Work request
Return only that part of the material below which starts with the line containing "Question: Predict: x(CH4)" and goes on through the line containing "equilibrium 1.00e-8) |", restated exactly.

Records supplied
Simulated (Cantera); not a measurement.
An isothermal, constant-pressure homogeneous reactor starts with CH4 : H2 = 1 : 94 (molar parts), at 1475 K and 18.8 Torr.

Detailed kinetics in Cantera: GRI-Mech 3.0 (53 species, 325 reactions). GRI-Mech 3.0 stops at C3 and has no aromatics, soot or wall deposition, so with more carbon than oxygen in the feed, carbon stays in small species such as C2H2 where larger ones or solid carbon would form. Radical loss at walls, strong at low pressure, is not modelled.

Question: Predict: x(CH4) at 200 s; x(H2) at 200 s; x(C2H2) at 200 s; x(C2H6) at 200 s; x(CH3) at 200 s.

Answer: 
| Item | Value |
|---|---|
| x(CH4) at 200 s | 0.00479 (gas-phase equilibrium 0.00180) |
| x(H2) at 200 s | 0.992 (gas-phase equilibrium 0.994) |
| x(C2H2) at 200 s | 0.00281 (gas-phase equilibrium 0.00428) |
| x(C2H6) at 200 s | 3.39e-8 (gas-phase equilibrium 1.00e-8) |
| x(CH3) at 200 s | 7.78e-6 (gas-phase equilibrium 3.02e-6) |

Solution
Question: Predict: x(CH4) at 200 s; x(H2) at 200 s; x(C2H2) at 200 s; x(C2H6) at 200 s; x(CH3) at 200 s.

Answer: 
| Item | Value |
|---|---|
| x(CH4) at 200 s | 0.00479 (gas-phase equilibrium 0.00180) |
| x(H2) at 200 s | 0.992 (gas-phase equilibrium 0.994) |
| x(C2H2) at 200 s | 0.00281 (gas-phase equilibrium 0.00428) |
| x(C2H6) at 200 s | 3.39e-8 (gas-phase equilibrium 1.00e-8) |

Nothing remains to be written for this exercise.